────
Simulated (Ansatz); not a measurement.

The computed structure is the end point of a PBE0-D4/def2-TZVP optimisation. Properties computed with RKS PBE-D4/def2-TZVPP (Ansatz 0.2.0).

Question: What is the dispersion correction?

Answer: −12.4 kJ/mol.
────

• _BRIEF_
What do the lines of the material read, from the first through the line with "Question: What is the dispersion correction?"? Transcribe them exactly and stop there.

• _YOUR RESPONSE_
Simulated (Ansatz); not a measurement.

The computed structure is the end point of a PBE0-D4/def2-TZVP optimisation. Properties computed with RKS PBE-D4/def2-TZVPP (Ansatz 0.2.0).

Question: What is the dispersion correction?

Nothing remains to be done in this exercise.